Task item -> Transcribe the whole listing precisely, leaving nothing out.

Record excerpts ->
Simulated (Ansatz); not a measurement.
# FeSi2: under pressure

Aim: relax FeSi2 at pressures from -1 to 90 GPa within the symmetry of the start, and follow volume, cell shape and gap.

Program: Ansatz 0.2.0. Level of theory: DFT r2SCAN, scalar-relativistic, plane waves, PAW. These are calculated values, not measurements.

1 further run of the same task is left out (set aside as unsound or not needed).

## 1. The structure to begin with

Answer section ->
Simulated (Ansatz); not a measurement.
# FeSi2: under pressure

Aim: relax FeSi2 at pressures from -1 to 90 GPa within the symmetry of the start, and follow volume, cell shape and gap.

Program: Ansatz 0.2.0. Level of theory: DFT r2SCAN, scalar-relativistic, plane waves, PAW. These are calculated values, not measurements.

1 further run of the same task is left out (set aside as unsound or not needed).

## 1. The structure to begin with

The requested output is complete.